-- Work order --
Would you set down every entry shown below, precisely as written?

-- Information supplied --
..............................
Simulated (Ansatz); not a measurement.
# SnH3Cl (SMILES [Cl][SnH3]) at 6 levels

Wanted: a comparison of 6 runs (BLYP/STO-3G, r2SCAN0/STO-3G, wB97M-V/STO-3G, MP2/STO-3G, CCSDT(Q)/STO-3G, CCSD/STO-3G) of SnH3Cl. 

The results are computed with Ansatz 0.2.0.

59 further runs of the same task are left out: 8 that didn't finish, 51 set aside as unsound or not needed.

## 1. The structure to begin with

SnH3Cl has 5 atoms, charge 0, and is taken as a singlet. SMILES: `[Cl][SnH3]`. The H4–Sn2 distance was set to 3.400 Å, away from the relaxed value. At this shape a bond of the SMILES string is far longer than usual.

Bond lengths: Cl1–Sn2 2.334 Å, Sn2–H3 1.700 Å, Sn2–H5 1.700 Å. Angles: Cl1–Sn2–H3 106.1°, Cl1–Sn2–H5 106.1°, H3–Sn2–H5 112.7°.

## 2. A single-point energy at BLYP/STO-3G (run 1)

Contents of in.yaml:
..............................

-- Written solution --
Simulated (Ansatz); not a measurement.
# SnH3Cl (SMILES [Cl][SnH3]) at 6 levels

Wanted: a comparison of 6 runs (BLYP/STO-3G, r2SCAN0/STO-3G, wB97M-V/STO-3G, MP2/STO-3G, CCSDT(Q)/STO-3G, CCSD/STO-3G) of SnH3Cl. 

The results are computed with Ansatz 0.2.0.

59 further runs of the same task are left out: 8 that didn't finish, 51 set aside as unsound or not needed.

## 1. The structure to begin with

SnH3Cl has 5 atoms, charge 0, and is taken as a singlet. SMILES: `[Cl][SnH3]`. The H4–Sn2 distance was set to 3.400 Å, away from the relaxed value. At this shape a bond of the SMILES string is far longer than usual.

Bond lengths: Cl1–Sn2 2.334 Å, Sn2–H3 1.700 Å, Sn2–H5 1.700 Å. Angles: Cl1–Sn2–H3 106.1°, Cl1–Sn2–H5 106.1°, H3–Sn2–H5 112.7°.

## 2. A single-point energy at BLYP/STO-3G (run 1)

Contents of in.yaml:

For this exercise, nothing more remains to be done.